+++ Data section +++
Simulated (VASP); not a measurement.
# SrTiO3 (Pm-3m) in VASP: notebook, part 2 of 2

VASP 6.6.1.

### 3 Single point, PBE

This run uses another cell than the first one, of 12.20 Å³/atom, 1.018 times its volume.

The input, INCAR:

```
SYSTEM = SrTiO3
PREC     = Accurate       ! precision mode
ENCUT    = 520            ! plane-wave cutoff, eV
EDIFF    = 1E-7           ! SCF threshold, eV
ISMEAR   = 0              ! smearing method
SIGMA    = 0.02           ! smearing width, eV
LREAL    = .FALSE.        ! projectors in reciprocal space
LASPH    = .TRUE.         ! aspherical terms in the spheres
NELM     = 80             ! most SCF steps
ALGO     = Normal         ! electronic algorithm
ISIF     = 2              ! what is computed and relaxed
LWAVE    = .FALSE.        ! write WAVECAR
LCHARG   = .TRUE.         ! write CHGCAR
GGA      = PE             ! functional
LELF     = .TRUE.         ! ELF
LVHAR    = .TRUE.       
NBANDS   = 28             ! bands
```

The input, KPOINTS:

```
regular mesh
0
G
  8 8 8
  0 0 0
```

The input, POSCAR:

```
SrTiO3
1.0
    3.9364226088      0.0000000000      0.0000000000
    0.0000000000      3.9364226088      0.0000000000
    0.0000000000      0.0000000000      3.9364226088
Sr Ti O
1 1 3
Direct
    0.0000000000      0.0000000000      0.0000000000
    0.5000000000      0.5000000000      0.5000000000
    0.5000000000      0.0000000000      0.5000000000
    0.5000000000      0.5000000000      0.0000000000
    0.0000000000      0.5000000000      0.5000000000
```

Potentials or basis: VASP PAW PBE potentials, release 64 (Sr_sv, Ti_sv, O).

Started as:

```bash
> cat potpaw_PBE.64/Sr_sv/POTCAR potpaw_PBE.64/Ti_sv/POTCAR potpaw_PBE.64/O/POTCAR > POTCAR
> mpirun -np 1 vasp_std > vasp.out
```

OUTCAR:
+++

--- Required action ---
The lines from the top of the data above down to the line containing "Potentials or basis: VASP" are to be copied exactly; no other line should appear.

--- Exercise solution ---
Simulated (VASP); not a measurement.
# SrTiO3 (Pm-3m) in VASP: notebook, part 2 of 2

VASP 6.6.1.

### 3 Single point, PBE

This run uses another cell than the first one, of 12.20 Å³/atom, 1.018 times its volume.

The input, INCAR:

```
SYSTEM = SrTiO3
PREC     = Accurate       ! precision mode
ENCUT    = 520            ! plane-wave cutoff, eV
EDIFF    = 1E-7           ! SCF threshold, eV
ISMEAR   = 0              ! smearing method
SIGMA    = 0.02           ! smearing width, eV
LREAL    = .FALSE.        ! projectors in reciprocal space
LASPH    = .TRUE.         ! aspherical terms in the spheres
NELM     = 80             ! most SCF steps
ALGO     = Normal         ! electronic algorithm
ISIF     = 2              ! what is computed and relaxed
LWAVE    = .FALSE.        ! write WAVECAR
LCHARG   = .TRUE.         ! write CHGCAR
GGA      = PE             ! functional
LELF     = .TRUE.         ! ELF
LVHAR    = .TRUE.       
NBANDS   = 28             ! bands
```

The input, KPOINTS:

```
regular mesh
0
G
  8 8 8
  0 0 0
```

The input, POSCAR:

```
SrTiO3
1.0
    3.9364226088      0.0000000000      0.0000000000
    0.0000000000      3.9364226088      0.0000000000
    0.0000000000      0.0000000000      3.9364226088
Sr Ti O
1 1 3
Direct
    0.0000000000      0.0000000000      0.0000000000
    0.5000000000      0.5000000000      0.5000000000
    0.5000000000      0.0000000000      0.5000000000
    0.5000000000      0.5000000000      0.0000000000
    0.0000000000      0.5000000000      0.5000000000
```

Potentials or basis: VASP PAW PBE potentials, release 64 (Sr_sv, Ti_sv, O).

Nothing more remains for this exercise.